—————
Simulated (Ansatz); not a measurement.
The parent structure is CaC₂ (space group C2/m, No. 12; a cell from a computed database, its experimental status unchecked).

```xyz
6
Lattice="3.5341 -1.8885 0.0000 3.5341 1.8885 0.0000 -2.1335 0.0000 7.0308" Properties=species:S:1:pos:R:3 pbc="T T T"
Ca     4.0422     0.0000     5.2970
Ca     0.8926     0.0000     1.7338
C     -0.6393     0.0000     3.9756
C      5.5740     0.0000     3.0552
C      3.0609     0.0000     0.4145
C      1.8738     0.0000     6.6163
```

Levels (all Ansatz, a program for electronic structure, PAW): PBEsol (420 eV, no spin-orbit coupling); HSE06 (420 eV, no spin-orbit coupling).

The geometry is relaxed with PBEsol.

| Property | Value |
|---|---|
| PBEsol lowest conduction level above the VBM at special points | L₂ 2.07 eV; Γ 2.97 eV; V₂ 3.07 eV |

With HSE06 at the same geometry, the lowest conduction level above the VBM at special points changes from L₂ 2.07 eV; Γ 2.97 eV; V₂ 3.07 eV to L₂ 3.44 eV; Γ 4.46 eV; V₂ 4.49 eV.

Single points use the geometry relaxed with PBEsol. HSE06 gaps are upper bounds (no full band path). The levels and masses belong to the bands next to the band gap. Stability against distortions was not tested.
—————

» Exercise: Reproduce the material above exactly, beginning at its first line and ending with the line that holds "With HSE06 at". Include nothing else.

» Response box:
Simulated (Ansatz); not a measurement.
The parent structure is CaC₂ (space group C2/m, No. 12; a cell from a computed database, its experimental status unchecked).

```xyz
6
Lattice="3.5341 -1.8885 0.0000 3.5341 1.8885 0.0000 -2.1335 0.0000 7.0308" Properties=species:S:1:pos:R:3 pbc="T T T"
Ca     4.0422     0.0000     5.2970
Ca     0.8926     0.0000     1.7338
C     -0.6393     0.0000     3.9756
C      5.5740     0.0000     3.0552
C      3.0609     0.0000     0.4145
C      1.8738     0.0000     6.6163
```

Levels (all Ansatz, a program for electronic structure, PAW): PBEsol (420 eV, no spin-orbit coupling); HSE06 (420 eV, no spin-orbit coupling).

The geometry is relaxed with PBEsol.

| Property | Value |
|---|---|
| PBEsol lowest conduction level above the VBM at special points | L₂ 2.07 eV; Γ 2.97 eV; V₂ 3.07 eV |

With HSE06 at the same geometry, the lowest conduction level above the VBM at special points changes from L₂ 2.07 eV; Γ 2.97 eV; V₂ 3.07 eV to L₂ 3.44 eV; Γ 4.46 eV; V₂ 4.49 eV.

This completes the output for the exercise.